━━━━━━━━━━
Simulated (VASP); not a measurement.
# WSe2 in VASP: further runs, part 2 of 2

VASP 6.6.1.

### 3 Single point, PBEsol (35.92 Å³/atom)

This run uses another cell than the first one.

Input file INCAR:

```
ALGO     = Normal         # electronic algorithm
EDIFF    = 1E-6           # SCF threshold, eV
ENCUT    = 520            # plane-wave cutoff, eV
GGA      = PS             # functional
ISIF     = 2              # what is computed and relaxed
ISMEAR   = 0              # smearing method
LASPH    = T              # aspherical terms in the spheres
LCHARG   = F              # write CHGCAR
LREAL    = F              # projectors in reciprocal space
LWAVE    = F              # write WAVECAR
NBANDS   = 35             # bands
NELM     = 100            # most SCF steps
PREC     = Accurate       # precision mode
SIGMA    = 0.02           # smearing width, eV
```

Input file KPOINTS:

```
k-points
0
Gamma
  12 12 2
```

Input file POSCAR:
━━━━━━━━━━

[TASK ITEM]: All entries are to be reproduced verbatim, with none omitted.

[ANSWER SECTION]:
Simulated (VASP); not a measurement.
# WSe2 in VASP: further runs, part 2 of 2

VASP 6.6.1.

### 3 Single point, PBEsol (35.92 Å³/atom)

This run uses another cell than the first one.

Input file INCAR:

```
ALGO     = Normal         # electronic algorithm
EDIFF    = 1E-6           # SCF threshold, eV
ENCUT    = 520            # plane-wave cutoff, eV
GGA      = PS             # functional
ISIF     = 2              # what is computed and relaxed
ISMEAR   = 0              # smearing method
LASPH    = T              # aspherical terms in the spheres
LCHARG   = F              # write CHGCAR
LREAL    = F              # projectors in reciprocal space
LWAVE    = F              # write WAVECAR
NBANDS   = 35             # bands
NELM     = 100            # most SCF steps
PREC     = Accurate       # precision mode
SIGMA    = 0.02           # smearing width, eV
```

Input file KPOINTS:

```
k-points
0
Gamma
  12 12 2
```

Input file POSCAR:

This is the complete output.